■ Work request: Give back every record exactly as written.

■ Data provided:
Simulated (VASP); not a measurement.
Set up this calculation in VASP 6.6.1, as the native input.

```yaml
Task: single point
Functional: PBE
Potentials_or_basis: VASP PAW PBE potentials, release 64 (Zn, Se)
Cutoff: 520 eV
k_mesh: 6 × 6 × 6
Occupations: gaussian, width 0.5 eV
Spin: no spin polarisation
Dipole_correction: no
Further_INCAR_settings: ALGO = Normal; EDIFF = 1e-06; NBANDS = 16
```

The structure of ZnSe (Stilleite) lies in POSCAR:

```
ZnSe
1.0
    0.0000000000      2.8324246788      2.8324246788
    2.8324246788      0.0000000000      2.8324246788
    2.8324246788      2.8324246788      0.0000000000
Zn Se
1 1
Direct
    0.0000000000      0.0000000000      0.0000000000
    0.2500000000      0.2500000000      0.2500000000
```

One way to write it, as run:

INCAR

■ Answer area:
Simulated (VASP); not a measurement.
Set up this calculation in VASP 6.6.1, as the native input.

```yaml
Task: single point
Functional: PBE
Potentials_or_basis: VASP PAW PBE potentials, release 64 (Zn, Se)
Cutoff: 520 eV
k_mesh: 6 × 6 × 6
Occupations: gaussian, width 0.5 eV
Spin: no spin polarisation
Dipole_correction: no
Further_INCAR_settings: ALGO = Normal; EDIFF = 1e-06; NBANDS = 16
```

The structure of ZnSe (Stilleite) lies in POSCAR:

```
ZnSe
1.0
    0.0000000000      2.8324246788      2.8324246788
    2.8324246788      0.0000000000      2.8324246788
    2.8324246788      2.8324246788      0.0000000000
Zn Se
1 1
Direct
    0.0000000000      0.0000000000      0.0000000000
    0.2500000000      0.2500000000      0.2500000000
```

One way to write it, as run:

INCAR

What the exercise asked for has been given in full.